- [Records shown]
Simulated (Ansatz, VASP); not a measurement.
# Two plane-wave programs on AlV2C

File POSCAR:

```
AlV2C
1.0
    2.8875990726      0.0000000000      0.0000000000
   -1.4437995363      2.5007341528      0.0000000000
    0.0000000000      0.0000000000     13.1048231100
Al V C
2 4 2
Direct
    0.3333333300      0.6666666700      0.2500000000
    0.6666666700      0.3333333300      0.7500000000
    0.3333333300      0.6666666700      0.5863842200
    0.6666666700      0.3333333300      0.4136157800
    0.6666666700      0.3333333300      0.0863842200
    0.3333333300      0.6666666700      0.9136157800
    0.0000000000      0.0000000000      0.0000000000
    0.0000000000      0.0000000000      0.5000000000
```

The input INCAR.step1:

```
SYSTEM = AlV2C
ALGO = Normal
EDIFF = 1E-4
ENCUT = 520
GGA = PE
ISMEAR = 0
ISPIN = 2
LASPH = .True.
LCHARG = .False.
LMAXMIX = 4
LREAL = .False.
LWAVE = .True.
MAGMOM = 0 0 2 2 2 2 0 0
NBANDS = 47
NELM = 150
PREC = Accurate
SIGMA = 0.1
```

- [Work request]
Every line of the listing above is to be written out again exactly.

- [Exercise answer]
Simulated (Ansatz, VASP); not a measurement.
# Two plane-wave programs on AlV2C

File POSCAR:

```
AlV2C
1.0
    2.8875990726      0.0000000000      0.0000000000
   -1.4437995363      2.5007341528      0.0000000000
    0.0000000000      0.0000000000     13.1048231100
Al V C
2 4 2
Direct
    0.3333333300      0.6666666700      0.2500000000
    0.6666666700      0.3333333300      0.7500000000
    0.3333333300      0.6666666700      0.5863842200
    0.6666666700      0.3333333300      0.4136157800
    0.6666666700      0.3333333300      0.0863842200
    0.3333333300      0.6666666700      0.9136157800
    0.0000000000      0.0000000000      0.0000000000
    0.0000000000      0.0000000000      0.5000000000
```

The input INCAR.step1:

```
SYSTEM = AlV2C
ALGO = Normal
EDIFF = 1E-4
ENCUT = 520
GGA = PE
ISMEAR = 0
ISPIN = 2
LASPH = .True.
LCHARG = .False.
LMAXMIX = 4
LREAL = .False.
LWAVE = .True.
MAGMOM = 0 0 2 2 2 2 0 0
NBANDS = 47
NELM = 150
PREC = Accurate
SIGMA = 0.1
```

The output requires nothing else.